> _ACTIVITY_: Write out exactly the lines from the start of the entries through the one that contains "Question: How long", including both.

── PROVIDED MATERIAL

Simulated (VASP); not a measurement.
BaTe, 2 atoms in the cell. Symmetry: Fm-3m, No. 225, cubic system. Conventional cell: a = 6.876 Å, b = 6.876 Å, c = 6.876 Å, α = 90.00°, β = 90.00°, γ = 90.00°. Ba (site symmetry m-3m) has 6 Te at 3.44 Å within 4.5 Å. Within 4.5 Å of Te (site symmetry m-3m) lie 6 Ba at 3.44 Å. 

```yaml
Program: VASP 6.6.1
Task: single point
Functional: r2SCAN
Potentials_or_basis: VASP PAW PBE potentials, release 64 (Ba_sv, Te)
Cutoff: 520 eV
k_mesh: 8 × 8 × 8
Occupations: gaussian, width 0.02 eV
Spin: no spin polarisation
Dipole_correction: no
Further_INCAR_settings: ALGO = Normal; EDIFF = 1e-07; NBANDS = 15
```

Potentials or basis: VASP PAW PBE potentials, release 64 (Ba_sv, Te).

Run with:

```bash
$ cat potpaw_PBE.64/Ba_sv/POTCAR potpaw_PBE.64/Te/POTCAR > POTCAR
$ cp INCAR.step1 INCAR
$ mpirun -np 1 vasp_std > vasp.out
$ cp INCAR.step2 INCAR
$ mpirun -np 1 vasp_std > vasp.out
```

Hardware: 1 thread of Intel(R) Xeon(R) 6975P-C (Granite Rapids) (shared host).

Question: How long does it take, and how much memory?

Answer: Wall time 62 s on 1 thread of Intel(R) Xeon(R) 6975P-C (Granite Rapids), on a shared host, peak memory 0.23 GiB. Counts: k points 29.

────

> _EXERCISE OUTPUT_:
Simulated (VASP); not a measurement.
BaTe, 2 atoms in the cell. Symmetry: Fm-3m, No. 225, cubic system. Conventional cell: a = 6.876 Å, b = 6.876 Å, c = 6.876 Å, α = 90.00°, β = 90.00°, γ = 90.00°. Ba (site symmetry m-3m) has 6 Te at 3.44 Å within 4.5 Å. Within 4.5 Å of Te (site symmetry m-3m) lie 6 Ba at 3.44 Å. 

```yaml
Program: VASP 6.6.1
Task: single point
Functional: r2SCAN
Potentials_or_basis: VASP PAW PBE potentials, release 64 (Ba_sv, Te)
Cutoff: 520 eV
k_mesh: 8 × 8 × 8
Occupations: gaussian, width 0.02 eV
Spin: no spin polarisation
Dipole_correction: no
Further_INCAR_settings: ALGO = Normal; EDIFF = 1e-07; NBANDS = 15
```

Potentials or basis: VASP PAW PBE potentials, release 64 (Ba_sv, Te).

Run with:

```bash
$ cat potpaw_PBE.64/Ba_sv/POTCAR potpaw_PBE.64/Te/POTCAR > POTCAR
$ cp INCAR.step1 INCAR
$ mpirun -np 1 vasp_std > vasp.out
$ cp INCAR.step2 INCAR
$ mpirun -np 1 vasp_std > vasp.out
```

Hardware: 1 thread of Intel(R) Xeon(R) 6975P-C (Granite Rapids) (shared host).

Question: How long does it take, and how much memory?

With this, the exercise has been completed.